Assignment: Return the records verbatim.

Excerpted records:
■ ■ ■ ■ ■ ■ ■

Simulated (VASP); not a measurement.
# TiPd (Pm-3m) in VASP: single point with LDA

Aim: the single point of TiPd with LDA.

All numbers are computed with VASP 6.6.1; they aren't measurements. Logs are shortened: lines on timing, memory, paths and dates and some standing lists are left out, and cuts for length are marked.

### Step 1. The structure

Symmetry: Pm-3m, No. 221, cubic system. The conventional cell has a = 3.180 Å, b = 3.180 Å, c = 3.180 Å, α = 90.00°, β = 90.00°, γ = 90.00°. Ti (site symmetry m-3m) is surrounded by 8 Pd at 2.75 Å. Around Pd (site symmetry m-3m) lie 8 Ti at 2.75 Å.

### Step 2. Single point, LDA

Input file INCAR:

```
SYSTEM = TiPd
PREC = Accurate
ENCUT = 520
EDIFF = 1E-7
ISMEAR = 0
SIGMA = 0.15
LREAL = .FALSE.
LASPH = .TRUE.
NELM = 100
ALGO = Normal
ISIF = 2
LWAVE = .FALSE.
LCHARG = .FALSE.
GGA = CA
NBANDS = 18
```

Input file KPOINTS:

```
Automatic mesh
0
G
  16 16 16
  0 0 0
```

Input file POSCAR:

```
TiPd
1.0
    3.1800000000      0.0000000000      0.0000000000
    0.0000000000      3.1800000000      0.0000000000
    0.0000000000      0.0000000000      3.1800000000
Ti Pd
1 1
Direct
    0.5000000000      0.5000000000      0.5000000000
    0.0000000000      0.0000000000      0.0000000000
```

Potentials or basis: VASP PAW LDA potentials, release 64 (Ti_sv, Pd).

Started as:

■ ■ ■ ■ ■ ■ ■

Answer box:
Simulated (VASP); not a measurement.
# TiPd (Pm-3m) in VASP: single point with LDA

Aim: the single point of TiPd with LDA.

All numbers are computed with VASP 6.6.1; they aren't measurements. Logs are shortened: lines on timing, memory, paths and dates and some standing lists are left out, and cuts for length are marked.

### Step 1. The structure

Symmetry: Pm-3m, No. 221, cubic system. The conventional cell has a = 3.180 Å, b = 3.180 Å, c = 3.180 Å, α = 90.00°, β = 90.00°, γ = 90.00°. Ti (site symmetry m-3m) is surrounded by 8 Pd at 2.75 Å. Around Pd (site symmetry m-3m) lie 8 Ti at 2.75 Å.

### Step 2. Single point, LDA

Input file INCAR:

```
SYSTEM = TiPd
PREC = Accurate
ENCUT = 520
EDIFF = 1E-7
ISMEAR = 0
SIGMA = 0.15
LREAL = .FALSE.
LASPH = .TRUE.
NELM = 100
ALGO = Normal
ISIF = 2
LWAVE = .FALSE.
LCHARG = .FALSE.
GGA = CA
NBANDS = 18
```

Input file KPOINTS:

```
Automatic mesh
0
G
  16 16 16
  0 0 0
```

Input file POSCAR:

```
TiPd
1.0
    3.1800000000      0.0000000000      0.0000000000
    0.0000000000      3.1800000000      0.0000000000
    0.0000000000      0.0000000000      3.1800000000
Ti Pd
1 1
Direct
    0.5000000000      0.5000000000      0.5000000000
    0.0000000000      0.0000000000      0.0000000000
```

Potentials or basis: VASP PAW LDA potentials, release 64 (Ti_sv, Pd).

Started as:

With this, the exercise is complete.